Return the records in full, with every character preserved.

**Record excerpts:**
******

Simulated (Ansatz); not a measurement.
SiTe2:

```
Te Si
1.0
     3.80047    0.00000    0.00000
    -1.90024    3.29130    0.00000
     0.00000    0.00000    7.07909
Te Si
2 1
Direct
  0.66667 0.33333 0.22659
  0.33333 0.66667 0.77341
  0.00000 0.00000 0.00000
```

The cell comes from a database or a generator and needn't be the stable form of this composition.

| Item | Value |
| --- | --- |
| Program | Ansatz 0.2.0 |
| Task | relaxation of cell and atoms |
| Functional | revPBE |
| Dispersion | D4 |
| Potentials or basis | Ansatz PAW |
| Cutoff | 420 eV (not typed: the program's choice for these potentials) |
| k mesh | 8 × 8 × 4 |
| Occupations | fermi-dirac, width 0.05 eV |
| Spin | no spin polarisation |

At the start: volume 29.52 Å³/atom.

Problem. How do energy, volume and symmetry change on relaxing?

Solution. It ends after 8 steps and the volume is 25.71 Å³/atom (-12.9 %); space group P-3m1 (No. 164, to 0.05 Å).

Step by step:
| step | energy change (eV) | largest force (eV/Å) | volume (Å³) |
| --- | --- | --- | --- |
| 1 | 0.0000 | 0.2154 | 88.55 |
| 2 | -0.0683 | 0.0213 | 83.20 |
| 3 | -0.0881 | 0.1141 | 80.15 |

******

**Response area:**
Simulated (Ansatz); not a measurement.
SiTe2:

```
Te Si
1.0
     3.80047    0.00000    0.00000
    -1.90024    3.29130    0.00000
     0.00000    0.00000    7.07909
Te Si
2 1
Direct
  0.66667 0.33333 0.22659
  0.33333 0.66667 0.77341
  0.00000 0.00000 0.00000
```

The cell comes from a database or a generator and needn't be the stable form of this composition.

| Item | Value |
| --- | --- |
| Program | Ansatz 0.2.0 |
| Task | relaxation of cell and atoms |
| Functional | revPBE |
| Dispersion | D4 |
| Potentials or basis | Ansatz PAW |
| Cutoff | 420 eV (not typed: the program's choice for these potentials) |
| k mesh | 8 × 8 × 4 |
| Occupations | fermi-dirac, width 0.05 eV |
| Spin | no spin polarisation |

At the start: volume 29.52 Å³/atom.

Problem. How do energy, volume and symmetry change on relaxing?

Solution. It ends after 8 steps and the volume is 25.71 Å³/atom (-12.9 %); space group P-3m1 (No. 164, to 0.05 Å).

Step by step:
| step | energy change (eV) | largest force (eV/Å) | volume (Å³) |
| --- | --- | --- | --- |
| 1 | 0.0000 | 0.2154 | 88.55 |
| 2 | -0.0683 | 0.0213 | 83.20 |
| 3 | -0.0881 | 0.1141 | 80.15 |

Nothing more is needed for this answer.